-- Requirement --
Every entry must be echoed exactly.

-- Excerpted records --
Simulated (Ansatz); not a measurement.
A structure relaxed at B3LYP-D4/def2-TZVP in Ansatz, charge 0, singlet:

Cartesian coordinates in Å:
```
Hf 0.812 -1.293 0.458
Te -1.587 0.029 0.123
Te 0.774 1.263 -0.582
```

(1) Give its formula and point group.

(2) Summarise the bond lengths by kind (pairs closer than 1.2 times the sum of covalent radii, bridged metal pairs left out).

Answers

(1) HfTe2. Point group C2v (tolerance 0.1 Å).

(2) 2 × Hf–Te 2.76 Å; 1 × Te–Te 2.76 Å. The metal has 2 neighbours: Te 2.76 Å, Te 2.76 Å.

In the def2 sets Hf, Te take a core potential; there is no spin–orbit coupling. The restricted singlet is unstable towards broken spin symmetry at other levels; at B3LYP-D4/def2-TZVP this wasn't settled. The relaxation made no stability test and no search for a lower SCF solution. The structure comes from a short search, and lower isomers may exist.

-- Exercise answer --
Simulated (Ansatz); not a measurement.
A structure relaxed at B3LYP-D4/def2-TZVP in Ansatz, charge 0, singlet:

Cartesian coordinates in Å:
```
Hf 0.812 -1.293 0.458
Te -1.587 0.029 0.123
Te 0.774 1.263 -0.582
```

(1) Give its formula and point group.

(2) Summarise the bond lengths by kind (pairs closer than 1.2 times the sum of covalent radii, bridged metal pairs left out).

Answers

(1) HfTe2. Point group C2v (tolerance 0.1 Å).

(2) 2 × Hf–Te 2.76 Å; 1 × Te–Te 2.76 Å. The metal has 2 neighbours: Te 2.76 Å, Te 2.76 Å.

In the def2 sets Hf, Te take a core potential; there is no spin–orbit coupling. The restricted singlet is unstable towards broken spin symmetry at other levels; at B3LYP-D4/def2-TZVP this wasn't settled. The relaxation made no stability test and no search for a lower SCF solution. The structure comes from a short search, and lower isomers may exist.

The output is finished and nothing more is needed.